§ Provided information:
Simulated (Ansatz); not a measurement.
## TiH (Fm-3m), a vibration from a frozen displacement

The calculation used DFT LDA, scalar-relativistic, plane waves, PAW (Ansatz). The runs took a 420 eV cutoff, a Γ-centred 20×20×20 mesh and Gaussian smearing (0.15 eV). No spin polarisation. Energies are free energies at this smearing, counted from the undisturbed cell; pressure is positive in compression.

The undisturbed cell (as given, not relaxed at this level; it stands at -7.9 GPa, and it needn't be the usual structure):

§ Activity:
Repeat the lines above with every word intact.

§ Response area:
Simulated (Ansatz); not a measurement.
## TiH (Fm-3m), a vibration from a frozen displacement

The calculation used DFT LDA, scalar-relativistic, plane waves, PAW (Ansatz). The runs took a 420 eV cutoff, a Γ-centred 20×20×20 mesh and Gaussian smearing (0.15 eV). No spin polarisation. Energies are free energies at this smearing, counted from the undisturbed cell; pressure is positive in compression.

The undisturbed cell (as given, not relaxed at this level; it stands at -7.9 GPa, and it needn't be the usual structure):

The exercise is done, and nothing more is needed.